╭─ INFORMATION
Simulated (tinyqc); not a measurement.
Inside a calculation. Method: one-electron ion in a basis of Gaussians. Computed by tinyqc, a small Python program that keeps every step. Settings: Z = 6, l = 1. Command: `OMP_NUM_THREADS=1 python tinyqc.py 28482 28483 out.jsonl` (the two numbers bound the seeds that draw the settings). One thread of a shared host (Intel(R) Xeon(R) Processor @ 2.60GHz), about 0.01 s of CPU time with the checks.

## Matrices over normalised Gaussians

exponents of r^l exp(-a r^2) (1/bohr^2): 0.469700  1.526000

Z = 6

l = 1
╰─

**ACTIVITY**
Your task is to write out every record exactly.

**RESPONSE**
Simulated (tinyqc); not a measurement.
Inside a calculation. Method: one-electron ion in a basis of Gaussians. Computed by tinyqc, a small Python program that keeps every step. Settings: Z = 6, l = 1. Command: `OMP_NUM_THREADS=1 python tinyqc.py 28482 28483 out.jsonl` (the two numbers bound the seeds that draw the settings). One thread of a shared host (Intel(R) Xeon(R) Processor @ 2.60GHz), about 0.01 s of CPU time with the checks.

## Matrices over normalised Gaussians

exponents of r^l exp(-a r^2) (1/bohr^2): 0.469700  1.526000

Z = 6

l = 1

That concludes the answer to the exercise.